-- SUPPLIED INFORMATION follows --
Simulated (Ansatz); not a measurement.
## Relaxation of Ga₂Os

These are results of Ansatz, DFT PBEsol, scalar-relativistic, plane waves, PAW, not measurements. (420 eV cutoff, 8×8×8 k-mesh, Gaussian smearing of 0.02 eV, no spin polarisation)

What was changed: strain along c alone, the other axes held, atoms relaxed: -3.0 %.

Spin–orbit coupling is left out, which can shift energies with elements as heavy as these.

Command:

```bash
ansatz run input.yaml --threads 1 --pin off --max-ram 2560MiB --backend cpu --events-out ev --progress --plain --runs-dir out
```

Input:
-- SUPPLIED INFORMATION concluded --

### WORK INSTRUCTION
Each line above must be reproduced exactly as it stands.

### TASK RESULT
Simulated (Ansatz); not a measurement.
## Relaxation of Ga₂Os

These are results of Ansatz, DFT PBEsol, scalar-relativistic, plane waves, PAW, not measurements. (420 eV cutoff, 8×8×8 k-mesh, Gaussian smearing of 0.02 eV, no spin polarisation)

What was changed: strain along c alone, the other axes held, atoms relaxed: -3.0 %.

Spin–orbit coupling is left out, which can shift energies with elements as heavy as these.

Command:

```bash
ansatz run input.yaml --threads 1 --pin off --max-ram 2560MiB --backend cpu --events-out ev --progress --plain --runs-dir out
```

Input:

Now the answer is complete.